======== Data supplied

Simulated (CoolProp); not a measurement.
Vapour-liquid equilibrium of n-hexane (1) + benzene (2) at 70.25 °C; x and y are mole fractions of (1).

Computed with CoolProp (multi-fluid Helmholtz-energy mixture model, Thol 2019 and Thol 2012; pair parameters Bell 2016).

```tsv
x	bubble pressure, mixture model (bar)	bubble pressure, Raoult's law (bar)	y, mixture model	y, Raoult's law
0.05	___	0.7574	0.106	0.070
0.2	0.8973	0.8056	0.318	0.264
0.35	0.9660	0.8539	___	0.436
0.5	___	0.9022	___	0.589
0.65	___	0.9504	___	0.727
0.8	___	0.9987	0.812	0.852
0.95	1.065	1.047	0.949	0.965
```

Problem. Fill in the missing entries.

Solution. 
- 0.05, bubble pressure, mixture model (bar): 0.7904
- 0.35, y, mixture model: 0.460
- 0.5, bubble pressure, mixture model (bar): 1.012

================

## Work instruction
Reproduce every line of the entries above, unchanged, from the very first one down to and including the line containing "- 0.35, y, mixture model: 0.460".

## Answer section
Simulated (CoolProp); not a measurement.
Vapour-liquid equilibrium of n-hexane (1) + benzene (2) at 70.25 °C; x and y are mole fractions of (1).

Computed with CoolProp (multi-fluid Helmholtz-energy mixture model, Thol 2019 and Thol 2012; pair parameters Bell 2016).

```tsv
x	bubble pressure, mixture model (bar)	bubble pressure, Raoult's law (bar)	y, mixture model	y, Raoult's law
0.05	___	0.7574	0.106	0.070
0.2	0.8973	0.8056	0.318	0.264
0.35	0.9660	0.8539	___	0.436
0.5	___	0.9022	___	0.589
0.65	___	0.9504	___	0.727
0.8	___	0.9987	0.812	0.852
0.95	1.065	1.047	0.949	0.965
```

Problem. Fill in the missing entries.

Solution. 
- 0.05, bubble pressure, mixture model (bar): 0.7904
- 0.35, y, mixture model: 0.460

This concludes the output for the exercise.